Activity: Return the lines below exactly as they appear, please, starting with the first and ending with the one that contains "(1) Which molecule gave them?".

--------------------------------------------------

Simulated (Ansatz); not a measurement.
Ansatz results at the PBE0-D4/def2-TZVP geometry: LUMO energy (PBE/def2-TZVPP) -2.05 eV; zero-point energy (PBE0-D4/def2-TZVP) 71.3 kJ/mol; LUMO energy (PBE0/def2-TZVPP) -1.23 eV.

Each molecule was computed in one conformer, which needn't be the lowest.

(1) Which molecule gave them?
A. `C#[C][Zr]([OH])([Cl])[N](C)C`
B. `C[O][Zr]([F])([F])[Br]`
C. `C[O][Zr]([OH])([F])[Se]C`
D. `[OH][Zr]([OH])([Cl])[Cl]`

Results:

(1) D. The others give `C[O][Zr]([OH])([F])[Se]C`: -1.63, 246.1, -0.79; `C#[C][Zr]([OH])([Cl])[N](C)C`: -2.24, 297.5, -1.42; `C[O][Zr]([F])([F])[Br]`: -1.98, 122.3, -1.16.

--------------------------------------------------

Exercise solution:
Simulated (Ansatz); not a measurement.
Ansatz results at the PBE0-D4/def2-TZVP geometry: LUMO energy (PBE/def2-TZVPP) -2.05 eV; zero-point energy (PBE0-D4/def2-TZVP) 71.3 kJ/mol; LUMO energy (PBE0/def2-TZVPP) -1.23 eV.

Each molecule was computed in one conformer, which needn't be the lowest.

(1) Which molecule gave them?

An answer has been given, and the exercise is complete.